* Information provided *
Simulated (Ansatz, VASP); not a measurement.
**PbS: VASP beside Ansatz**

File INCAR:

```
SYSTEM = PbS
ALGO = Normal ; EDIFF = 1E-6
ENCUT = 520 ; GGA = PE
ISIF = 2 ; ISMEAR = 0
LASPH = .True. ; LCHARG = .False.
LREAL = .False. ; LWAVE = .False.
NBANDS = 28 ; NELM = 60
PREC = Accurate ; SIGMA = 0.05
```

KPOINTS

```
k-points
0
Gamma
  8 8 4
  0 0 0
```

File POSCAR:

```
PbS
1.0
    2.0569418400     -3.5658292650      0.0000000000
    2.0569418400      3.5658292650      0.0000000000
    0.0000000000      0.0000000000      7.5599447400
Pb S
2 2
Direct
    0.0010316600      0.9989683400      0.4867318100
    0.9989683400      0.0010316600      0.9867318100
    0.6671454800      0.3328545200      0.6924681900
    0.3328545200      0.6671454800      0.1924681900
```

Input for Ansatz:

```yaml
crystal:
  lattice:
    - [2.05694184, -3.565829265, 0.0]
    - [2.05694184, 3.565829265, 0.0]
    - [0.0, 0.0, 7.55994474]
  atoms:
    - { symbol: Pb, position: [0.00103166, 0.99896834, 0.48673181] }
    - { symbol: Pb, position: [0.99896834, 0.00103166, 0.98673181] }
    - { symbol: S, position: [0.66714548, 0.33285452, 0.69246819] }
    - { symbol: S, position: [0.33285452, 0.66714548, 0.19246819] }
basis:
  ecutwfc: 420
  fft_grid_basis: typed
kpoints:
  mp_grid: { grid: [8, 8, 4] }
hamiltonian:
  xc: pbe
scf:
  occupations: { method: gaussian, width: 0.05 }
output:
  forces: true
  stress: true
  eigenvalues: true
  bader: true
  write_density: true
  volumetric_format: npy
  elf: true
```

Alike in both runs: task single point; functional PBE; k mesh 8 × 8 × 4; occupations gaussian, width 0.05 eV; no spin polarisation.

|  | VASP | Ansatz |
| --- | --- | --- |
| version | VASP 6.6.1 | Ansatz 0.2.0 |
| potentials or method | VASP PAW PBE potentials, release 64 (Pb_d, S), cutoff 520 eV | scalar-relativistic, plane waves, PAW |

* Task item *
Restate, word for word and with nothing added, the lines from the beginning of the records above through the line that contains "Ansatz 0.2.0 |".

* Solution *
Simulated (Ansatz, VASP); not a measurement.
**PbS: VASP beside Ansatz**

File INCAR:

```
SYSTEM = PbS
ALGO = Normal ; EDIFF = 1E-6
ENCUT = 520 ; GGA = PE
ISIF = 2 ; ISMEAR = 0
LASPH = .True. ; LCHARG = .False.
LREAL = .False. ; LWAVE = .False.
NBANDS = 28 ; NELM = 60
PREC = Accurate ; SIGMA = 0.05
```

KPOINTS

```
k-points
0
Gamma
  8 8 4
  0 0 0
```

File POSCAR:

```
PbS
1.0
    2.0569418400     -3.5658292650      0.0000000000
    2.0569418400      3.5658292650      0.0000000000
    0.0000000000      0.0000000000      7.5599447400
Pb S
2 2
Direct
    0.0010316600      0.9989683400      0.4867318100
    0.9989683400      0.0010316600      0.9867318100
    0.6671454800      0.3328545200      0.6924681900
    0.3328545200      0.6671454800      0.1924681900
```

Input for Ansatz:

```yaml
crystal:
  lattice:
    - [2.05694184, -3.565829265, 0.0]
    - [2.05694184, 3.565829265, 0.0]
    - [0.0, 0.0, 7.55994474]
  atoms:
    - { symbol: Pb, position: [0.00103166, 0.99896834, 0.48673181] }
    - { symbol: Pb, position: [0.99896834, 0.00103166, 0.98673181] }
    - { symbol: S, position: [0.66714548, 0.33285452, 0.69246819] }
    - { symbol: S, position: [0.33285452, 0.66714548, 0.19246819] }
basis:
  ecutwfc: 420
  fft_grid_basis: typed
kpoints:
  mp_grid: { grid: [8, 8, 4] }
hamiltonian:
  xc: pbe
scf:
  occupations: { method: gaussian, width: 0.05 }
output:
  forces: true
  stress: true
  eigenvalues: true
  bader: true
  write_density: true
  volumetric_format: npy
  elf: true
```

Alike in both runs: task single point; functional PBE; k mesh 8 × 8 × 4; occupations gaussian, width 0.05 eV; no spin polarisation.

|  | VASP | Ansatz |
| --- | --- | --- |
| version | VASP 6.6.1 | Ansatz 0.2.0 |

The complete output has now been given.